_ASSIGNED TASK_:
For this exercise, repeat the listing below from its first line through the line containing "## The geometry", exactly as written.

_RECORD SET_:
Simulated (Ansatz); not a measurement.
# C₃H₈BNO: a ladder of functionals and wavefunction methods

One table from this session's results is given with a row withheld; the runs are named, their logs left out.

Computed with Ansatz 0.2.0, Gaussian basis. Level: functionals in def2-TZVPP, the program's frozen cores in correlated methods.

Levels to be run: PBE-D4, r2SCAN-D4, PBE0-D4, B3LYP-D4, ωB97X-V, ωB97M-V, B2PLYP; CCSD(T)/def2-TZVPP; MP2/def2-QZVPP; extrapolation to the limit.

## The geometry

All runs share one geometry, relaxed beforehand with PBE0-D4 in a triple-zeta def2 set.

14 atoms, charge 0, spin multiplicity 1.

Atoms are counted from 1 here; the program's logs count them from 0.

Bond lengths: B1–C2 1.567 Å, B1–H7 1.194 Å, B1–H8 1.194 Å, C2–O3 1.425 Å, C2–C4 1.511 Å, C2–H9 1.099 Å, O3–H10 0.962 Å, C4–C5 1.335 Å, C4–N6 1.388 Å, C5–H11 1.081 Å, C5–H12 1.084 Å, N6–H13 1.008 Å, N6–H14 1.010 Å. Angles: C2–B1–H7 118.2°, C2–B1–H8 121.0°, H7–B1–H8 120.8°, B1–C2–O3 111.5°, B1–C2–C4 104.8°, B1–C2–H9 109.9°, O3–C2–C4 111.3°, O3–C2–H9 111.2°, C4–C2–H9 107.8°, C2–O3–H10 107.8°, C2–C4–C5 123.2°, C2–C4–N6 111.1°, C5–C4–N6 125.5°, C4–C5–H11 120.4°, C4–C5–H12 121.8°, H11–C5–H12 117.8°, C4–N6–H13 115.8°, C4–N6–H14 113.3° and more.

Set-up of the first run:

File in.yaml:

_YOUR RESPONSE_:
Simulated (Ansatz); not a measurement.
# C₃H₈BNO: a ladder of functionals and wavefunction methods

One table from this session's results is given with a row withheld; the runs are named, their logs left out.

Computed with Ansatz 0.2.0, Gaussian basis. Level: functionals in def2-TZVPP, the program's frozen cores in correlated methods.

Levels to be run: PBE-D4, r2SCAN-D4, PBE0-D4, B3LYP-D4, ωB97X-V, ωB97M-V, B2PLYP; CCSD(T)/def2-TZVPP; MP2/def2-QZVPP; extrapolation to the limit.

## The geometry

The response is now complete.